#### EXTRACTED MATERIAL

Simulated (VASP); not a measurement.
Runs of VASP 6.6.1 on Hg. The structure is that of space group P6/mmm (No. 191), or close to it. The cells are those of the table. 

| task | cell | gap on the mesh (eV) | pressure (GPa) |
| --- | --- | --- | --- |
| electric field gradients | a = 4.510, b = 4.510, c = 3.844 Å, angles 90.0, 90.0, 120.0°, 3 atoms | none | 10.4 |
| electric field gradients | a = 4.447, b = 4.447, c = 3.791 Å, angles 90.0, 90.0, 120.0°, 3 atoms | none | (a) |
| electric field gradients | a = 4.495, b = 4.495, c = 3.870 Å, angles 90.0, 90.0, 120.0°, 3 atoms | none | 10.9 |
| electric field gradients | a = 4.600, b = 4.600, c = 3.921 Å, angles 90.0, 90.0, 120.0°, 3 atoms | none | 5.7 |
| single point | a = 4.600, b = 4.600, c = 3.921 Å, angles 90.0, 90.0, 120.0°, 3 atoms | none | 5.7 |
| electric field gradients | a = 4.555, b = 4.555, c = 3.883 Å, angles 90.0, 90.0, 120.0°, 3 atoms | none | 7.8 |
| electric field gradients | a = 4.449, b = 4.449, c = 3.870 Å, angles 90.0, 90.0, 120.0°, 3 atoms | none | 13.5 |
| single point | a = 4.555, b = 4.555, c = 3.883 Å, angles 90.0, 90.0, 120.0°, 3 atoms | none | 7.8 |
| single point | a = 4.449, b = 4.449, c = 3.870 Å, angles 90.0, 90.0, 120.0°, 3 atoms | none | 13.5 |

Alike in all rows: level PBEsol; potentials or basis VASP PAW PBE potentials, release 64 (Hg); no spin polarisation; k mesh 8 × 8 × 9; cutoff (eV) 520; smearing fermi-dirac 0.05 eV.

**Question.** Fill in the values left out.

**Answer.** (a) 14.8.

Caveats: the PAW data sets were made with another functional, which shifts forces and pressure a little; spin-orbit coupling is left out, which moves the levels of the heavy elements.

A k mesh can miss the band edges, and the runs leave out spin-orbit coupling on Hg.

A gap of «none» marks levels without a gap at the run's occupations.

########

Copy out only the lines of the records above from the one with "Runs of VASP" through the one with "none | (a) |", exactly as they stand, both included.

Runs of VASP 6.6.1 on Hg. The structure is that of space group P6/mmm (No. 191), or close to it. The cells are those of the table. 

| task | cell | gap on the mesh (eV) | pressure (GPa) |
| --- | --- | --- | --- |
| electric field gradients | a = 4.510, b = 4.510, c = 3.844 Å, angles 90.0, 90.0, 120.0°, 3 atoms | none | 10.4 |
| electric field gradients | a = 4.447, b = 4.447, c = 3.791 Å, angles 90.0, 90.0, 120.0°, 3 atoms | none | (a) |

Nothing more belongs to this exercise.